> Supplied data
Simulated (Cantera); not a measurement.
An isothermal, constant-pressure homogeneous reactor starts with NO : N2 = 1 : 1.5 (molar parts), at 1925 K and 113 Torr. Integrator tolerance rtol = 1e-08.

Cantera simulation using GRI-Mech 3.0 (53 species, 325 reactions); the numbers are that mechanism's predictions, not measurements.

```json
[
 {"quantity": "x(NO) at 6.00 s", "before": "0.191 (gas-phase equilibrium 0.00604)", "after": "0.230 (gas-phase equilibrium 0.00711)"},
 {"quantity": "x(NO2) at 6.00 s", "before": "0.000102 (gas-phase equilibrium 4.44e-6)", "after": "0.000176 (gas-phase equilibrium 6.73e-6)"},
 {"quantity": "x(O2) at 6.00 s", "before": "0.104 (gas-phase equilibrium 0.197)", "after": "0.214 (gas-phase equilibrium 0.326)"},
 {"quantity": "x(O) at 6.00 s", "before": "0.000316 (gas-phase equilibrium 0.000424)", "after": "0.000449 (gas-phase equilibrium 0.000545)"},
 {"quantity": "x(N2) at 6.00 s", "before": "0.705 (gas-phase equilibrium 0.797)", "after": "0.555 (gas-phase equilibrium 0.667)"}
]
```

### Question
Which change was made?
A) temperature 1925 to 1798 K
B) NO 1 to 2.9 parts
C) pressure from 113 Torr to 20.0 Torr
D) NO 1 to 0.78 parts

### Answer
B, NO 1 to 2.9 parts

> Exercise
Your output must be the lines of the material above, from the first through the line that contains "D) NO 1 to 0.78 parts", copied exactly. Include both endpoints and nothing else.

> Written solution
Simulated (Cantera); not a measurement.
An isothermal, constant-pressure homogeneous reactor starts with NO : N2 = 1 : 1.5 (molar parts), at 1925 K and 113 Torr. Integrator tolerance rtol = 1e-08.

Cantera simulation using GRI-Mech 3.0 (53 species, 325 reactions); the numbers are that mechanism's predictions, not measurements.

```json
[
 {"quantity": "x(NO) at 6.00 s", "before": "0.191 (gas-phase equilibrium 0.00604)", "after": "0.230 (gas-phase equilibrium 0.00711)"},
 {"quantity": "x(NO2) at 6.00 s", "before": "0.000102 (gas-phase equilibrium 4.44e-6)", "after": "0.000176 (gas-phase equilibrium 6.73e-6)"},
 {"quantity": "x(O2) at 6.00 s", "before": "0.104 (gas-phase equilibrium 0.197)", "after": "0.214 (gas-phase equilibrium 0.326)"},
 {"quantity": "x(O) at 6.00 s", "before": "0.000316 (gas-phase equilibrium 0.000424)", "after": "0.000449 (gas-phase equilibrium 0.000545)"},
 {"quantity": "x(N2) at 6.00 s", "before": "0.705 (gas-phase equilibrium 0.797)", "after": "0.555 (gas-phase equilibrium 0.667)"}
]
```

### Question
Which change was made?
A) temperature 1925 to 1798 K
B) NO 1 to 2.9 parts
C) pressure from 113 Torr to 20.0 Torr
D) NO 1 to 0.78 parts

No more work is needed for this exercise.